Every record must appear in the answer exactly as it stands.

________
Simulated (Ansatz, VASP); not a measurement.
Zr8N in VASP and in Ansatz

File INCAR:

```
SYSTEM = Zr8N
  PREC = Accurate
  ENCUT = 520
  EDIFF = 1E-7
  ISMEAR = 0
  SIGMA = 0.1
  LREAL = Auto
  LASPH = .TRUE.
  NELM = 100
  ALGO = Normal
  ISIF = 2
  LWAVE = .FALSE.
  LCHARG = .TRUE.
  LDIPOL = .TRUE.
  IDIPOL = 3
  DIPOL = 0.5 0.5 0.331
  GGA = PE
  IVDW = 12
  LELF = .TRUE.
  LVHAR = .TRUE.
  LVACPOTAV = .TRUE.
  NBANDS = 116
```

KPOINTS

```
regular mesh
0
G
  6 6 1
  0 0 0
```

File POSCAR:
________

Exercise answer —
Simulated (Ansatz, VASP); not a measurement.
Zr8N in VASP and in Ansatz

File INCAR:

```
SYSTEM = Zr8N
  PREC = Accurate
  ENCUT = 520
  EDIFF = 1E-7
  ISMEAR = 0
  SIGMA = 0.1
  LREAL = Auto
  LASPH = .TRUE.
  NELM = 100
  ALGO = Normal
  ISIF = 2
  LWAVE = .FALSE.
  LCHARG = .TRUE.
  LDIPOL = .TRUE.
  IDIPOL = 3
  DIPOL = 0.5 0.5 0.331
  GGA = PE
  IVDW = 12
  LELF = .TRUE.
  LVHAR = .TRUE.
  LVACPOTAV = .TRUE.
  NBANDS = 116
```

KPOINTS

```
regular mesh
0
G
  6 6 1
  0 0 0
```

File POSCAR:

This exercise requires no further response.